§ INFORMATION:
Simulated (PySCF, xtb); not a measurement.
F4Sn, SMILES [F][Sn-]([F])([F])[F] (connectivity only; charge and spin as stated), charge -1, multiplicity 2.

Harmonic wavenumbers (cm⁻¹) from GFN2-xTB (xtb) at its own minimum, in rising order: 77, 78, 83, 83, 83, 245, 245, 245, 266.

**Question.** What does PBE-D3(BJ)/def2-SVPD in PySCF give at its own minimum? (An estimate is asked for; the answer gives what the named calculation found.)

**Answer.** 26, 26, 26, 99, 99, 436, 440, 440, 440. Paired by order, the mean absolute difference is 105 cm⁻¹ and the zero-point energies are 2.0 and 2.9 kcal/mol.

§ ACTION ITEM: The full set of entries should appear again, unchanged, line by line.

§ WRITTEN REPLY:
Simulated (PySCF, xtb); not a measurement.
F4Sn, SMILES [F][Sn-]([F])([F])[F] (connectivity only; charge and spin as stated), charge -1, multiplicity 2.

Harmonic wavenumbers (cm⁻¹) from GFN2-xTB (xtb) at its own minimum, in rising order: 77, 78, 83, 83, 83, 245, 245, 245, 266.

**Question.** What does PBE-D3(BJ)/def2-SVPD in PySCF give at its own minimum? (An estimate is asked for; the answer gives what the named calculation found.)

**Answer.** 26, 26, 26, 99, 99, 436, 440, 440, 440. Paired by order, the mean absolute difference is 105 cm⁻¹ and the zero-point energies are 2.0 and 2.9 kcal/mol.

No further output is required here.